========

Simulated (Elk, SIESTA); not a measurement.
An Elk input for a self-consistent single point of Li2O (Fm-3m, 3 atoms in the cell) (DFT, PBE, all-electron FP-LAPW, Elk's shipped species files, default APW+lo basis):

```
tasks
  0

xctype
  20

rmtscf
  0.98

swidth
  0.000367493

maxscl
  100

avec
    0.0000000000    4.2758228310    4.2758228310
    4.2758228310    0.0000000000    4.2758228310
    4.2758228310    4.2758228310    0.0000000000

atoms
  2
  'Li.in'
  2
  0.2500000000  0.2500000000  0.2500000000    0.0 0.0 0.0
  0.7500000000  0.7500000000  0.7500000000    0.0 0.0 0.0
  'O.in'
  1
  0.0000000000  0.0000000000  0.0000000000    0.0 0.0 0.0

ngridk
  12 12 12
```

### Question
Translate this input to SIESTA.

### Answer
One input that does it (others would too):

========

**EXERCISE**
In full and without alteration, copy the entries.

**YOUR RESPONSE**
Simulated (Elk, SIESTA); not a measurement.
An Elk input for a self-consistent single point of Li2O (Fm-3m, 3 atoms in the cell) (DFT, PBE, all-electron FP-LAPW, Elk's shipped species files, default APW+lo basis):

```
tasks
  0

xctype
  20

rmtscf
  0.98

swidth
  0.000367493

maxscl
  100

avec
    0.0000000000    4.2758228310    4.2758228310
    4.2758228310    0.0000000000    4.2758228310
    4.2758228310    4.2758228310    0.0000000000

atoms
  2
  'Li.in'
  2
  0.2500000000  0.2500000000  0.2500000000    0.0 0.0 0.0
  0.7500000000  0.7500000000  0.7500000000    0.0 0.0 0.0
  'O.in'
  1
  0.0000000000  0.0000000000  0.0000000000    0.0 0.0 0.0

ngridk
  12 12 12
```

### Question
Translate this input to SIESTA.

### Answer
One input that does it (others would too):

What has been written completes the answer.